Repeat the data exactly as it stands.

┌──

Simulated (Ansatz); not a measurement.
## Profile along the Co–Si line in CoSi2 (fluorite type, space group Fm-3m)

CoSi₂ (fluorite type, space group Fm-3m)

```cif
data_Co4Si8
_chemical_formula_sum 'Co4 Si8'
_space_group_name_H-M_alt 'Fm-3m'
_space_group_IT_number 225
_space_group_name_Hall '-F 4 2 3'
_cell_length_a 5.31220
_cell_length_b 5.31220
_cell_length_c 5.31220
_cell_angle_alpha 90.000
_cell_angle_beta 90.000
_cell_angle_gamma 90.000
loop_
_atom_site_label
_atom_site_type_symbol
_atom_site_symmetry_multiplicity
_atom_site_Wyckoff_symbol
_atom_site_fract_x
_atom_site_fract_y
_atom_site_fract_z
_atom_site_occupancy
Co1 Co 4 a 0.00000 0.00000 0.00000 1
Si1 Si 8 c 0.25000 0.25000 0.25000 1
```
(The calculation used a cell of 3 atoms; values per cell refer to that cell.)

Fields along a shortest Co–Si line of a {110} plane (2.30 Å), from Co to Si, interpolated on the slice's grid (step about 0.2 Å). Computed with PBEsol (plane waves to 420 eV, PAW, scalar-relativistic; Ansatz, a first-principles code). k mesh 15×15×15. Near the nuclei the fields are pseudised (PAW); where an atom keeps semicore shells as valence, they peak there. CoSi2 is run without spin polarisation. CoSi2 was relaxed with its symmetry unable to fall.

└──

# [RESPONSE]
Simulated (Ansatz); not a measurement.
## Profile along the Co–Si line in CoSi2 (fluorite type, space group Fm-3m)

CoSi₂ (fluorite type, space group Fm-3m)

```cif
data_Co4Si8
_chemical_formula_sum 'Co4 Si8'
_space_group_name_H-M_alt 'Fm-3m'
_space_group_IT_number 225
_space_group_name_Hall '-F 4 2 3'
_cell_length_a 5.31220
_cell_length_b 5.31220
_cell_length_c 5.31220
_cell_angle_alpha 90.000
_cell_angle_beta 90.000
_cell_angle_gamma 90.000
loop_
_atom_site_label
_atom_site_type_symbol
_atom_site_symmetry_multiplicity
_atom_site_Wyckoff_symbol
_atom_site_fract_x
_atom_site_fract_y
_atom_site_fract_z
_atom_site_occupancy
Co1 Co 4 a 0.00000 0.00000 0.00000 1
Si1 Si 8 c 0.25000 0.25000 0.25000 1
```
(The calculation used a cell of 3 atoms; values per cell refer to that cell.)

Fields along a shortest Co–Si line of a {110} plane (2.30 Å), from Co to Si, interpolated on the slice's grid (step about 0.2 Å). Computed with PBEsol (plane waves to 420 eV, PAW, scalar-relativistic; Ansatz, a first-principles code). k mesh 15×15×15. Near the nuclei the fields are pseudised (PAW); where an atom keeps semicore shells as valence, they peak there. CoSi2 is run without spin polarisation. CoSi2 was relaxed with its symmetry unable to fall.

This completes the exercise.